----- Available data

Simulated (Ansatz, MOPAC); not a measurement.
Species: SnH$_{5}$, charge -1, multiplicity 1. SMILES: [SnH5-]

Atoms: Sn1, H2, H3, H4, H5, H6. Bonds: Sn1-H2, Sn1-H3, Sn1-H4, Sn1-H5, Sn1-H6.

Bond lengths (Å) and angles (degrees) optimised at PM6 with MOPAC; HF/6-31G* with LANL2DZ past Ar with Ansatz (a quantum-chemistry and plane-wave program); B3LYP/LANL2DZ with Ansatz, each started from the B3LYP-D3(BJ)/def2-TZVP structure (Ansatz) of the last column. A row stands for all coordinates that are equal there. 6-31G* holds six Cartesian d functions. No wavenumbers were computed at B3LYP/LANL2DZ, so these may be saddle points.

----------

Your task is to set down again, exactly, every line from the beginning of the listing through the line with "Atoms: Sn1, H2, H3, H4, H5, H6.".

Simulated (Ansatz, MOPAC); not a measurement.
Species: SnH$_{5}$, charge -1, multiplicity 1. SMILES: [SnH5-]

Atoms: Sn1, H2, H3, H4, H5, H6. Bonds: Sn1-H2, Sn1-H3, Sn1-H4, Sn1-H5, Sn1-H6.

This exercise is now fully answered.